* EXTRACTED MATERIAL *
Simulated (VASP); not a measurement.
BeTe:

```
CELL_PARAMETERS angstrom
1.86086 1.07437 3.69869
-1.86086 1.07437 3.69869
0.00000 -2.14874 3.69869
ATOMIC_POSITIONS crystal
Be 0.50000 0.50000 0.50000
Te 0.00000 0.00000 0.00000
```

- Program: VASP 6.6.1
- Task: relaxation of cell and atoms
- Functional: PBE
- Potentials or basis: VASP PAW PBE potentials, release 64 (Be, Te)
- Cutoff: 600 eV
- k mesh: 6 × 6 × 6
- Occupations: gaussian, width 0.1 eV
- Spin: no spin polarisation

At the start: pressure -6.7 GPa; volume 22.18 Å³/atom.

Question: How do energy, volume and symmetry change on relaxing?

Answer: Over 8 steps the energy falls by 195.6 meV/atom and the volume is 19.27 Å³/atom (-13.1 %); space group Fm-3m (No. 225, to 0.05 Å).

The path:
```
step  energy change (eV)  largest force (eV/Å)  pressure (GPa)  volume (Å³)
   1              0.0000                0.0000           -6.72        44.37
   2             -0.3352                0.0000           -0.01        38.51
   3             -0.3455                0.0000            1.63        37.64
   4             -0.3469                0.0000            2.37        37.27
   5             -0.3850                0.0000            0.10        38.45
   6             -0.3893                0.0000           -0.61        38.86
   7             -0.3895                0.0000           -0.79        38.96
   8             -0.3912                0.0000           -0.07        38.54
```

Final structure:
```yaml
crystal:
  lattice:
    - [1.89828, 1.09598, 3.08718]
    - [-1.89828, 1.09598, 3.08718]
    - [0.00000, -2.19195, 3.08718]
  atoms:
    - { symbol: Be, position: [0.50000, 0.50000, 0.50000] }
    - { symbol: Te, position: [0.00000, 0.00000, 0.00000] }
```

* BRIEF *
Above are the records. Copy the lines beginning at the one that has "- Task: relaxation of cell and atoms" and ending with the one that has "At the start: pressure", unchanged.

* WORKED SOLUTION *
- Task: relaxation of cell and atoms
- Functional: PBE
- Potentials or basis: VASP PAW PBE potentials, release 64 (Be, Te)
- Cutoff: 600 eV
- k mesh: 6 × 6 × 6
- Occupations: gaussian, width 0.1 eV
- Spin: no spin polarisation

At the start: pressure -6.7 GPa; volume 22.18 Å³/atom.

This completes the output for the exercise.